___ INFORMATION GIVEN ___

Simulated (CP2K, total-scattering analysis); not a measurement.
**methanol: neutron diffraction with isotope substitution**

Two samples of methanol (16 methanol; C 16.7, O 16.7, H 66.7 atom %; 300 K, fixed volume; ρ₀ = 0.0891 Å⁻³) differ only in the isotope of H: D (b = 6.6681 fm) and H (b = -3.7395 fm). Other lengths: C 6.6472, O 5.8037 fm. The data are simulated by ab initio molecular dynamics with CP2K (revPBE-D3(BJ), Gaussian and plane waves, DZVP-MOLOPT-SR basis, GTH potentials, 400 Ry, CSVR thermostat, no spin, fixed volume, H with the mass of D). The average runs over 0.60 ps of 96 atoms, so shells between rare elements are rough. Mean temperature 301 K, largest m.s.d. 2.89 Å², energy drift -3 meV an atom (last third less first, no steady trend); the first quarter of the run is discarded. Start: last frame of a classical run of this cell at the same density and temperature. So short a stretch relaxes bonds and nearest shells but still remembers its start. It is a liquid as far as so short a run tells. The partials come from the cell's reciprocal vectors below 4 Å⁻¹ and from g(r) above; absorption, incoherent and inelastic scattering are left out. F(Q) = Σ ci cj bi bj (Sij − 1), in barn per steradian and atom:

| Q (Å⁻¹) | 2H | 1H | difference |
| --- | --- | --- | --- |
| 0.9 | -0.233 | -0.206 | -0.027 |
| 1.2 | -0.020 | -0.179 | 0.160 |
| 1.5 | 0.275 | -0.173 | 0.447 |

___

ASSIGNED TASK: Repeat every line of the listing without a single difference.

EXERCISE OUTPUT:
Simulated (CP2K, total-scattering analysis); not a measurement.
**methanol: neutron diffraction with isotope substitution**

Two samples of methanol (16 methanol; C 16.7, O 16.7, H 66.7 atom %; 300 K, fixed volume; ρ₀ = 0.0891 Å⁻³) differ only in the isotope of H: D (b = 6.6681 fm) and H (b = -3.7395 fm). Other lengths: C 6.6472, O 5.8037 fm. The data are simulated by ab initio molecular dynamics with CP2K (revPBE-D3(BJ), Gaussian and plane waves, DZVP-MOLOPT-SR basis, GTH potentials, 400 Ry, CSVR thermostat, no spin, fixed volume, H with the mass of D). The average runs over 0.60 ps of 96 atoms, so shells between rare elements are rough. Mean temperature 301 K, largest m.s.d. 2.89 Å², energy drift -3 meV an atom (last third less first, no steady trend); the first quarter of the run is discarded. Start: last frame of a classical run of this cell at the same density and temperature. So short a stretch relaxes bonds and nearest shells but still remembers its start. It is a liquid as far as so short a run tells. The partials come from the cell's reciprocal vectors below 4 Å⁻¹ and from g(r) above; absorption, incoherent and inelastic scattering are left out. F(Q) = Σ ci cj bi bj (Sij − 1), in barn per steradian and atom:

| Q (Å⁻¹) | 2H | 1H | difference |
| --- | --- | --- | --- |
| 0.9 | -0.233 | -0.206 | -0.027 |
| 1.2 | -0.020 | -0.179 | 0.160 |
| 1.5 | 0.275 | -0.173 | 0.447 |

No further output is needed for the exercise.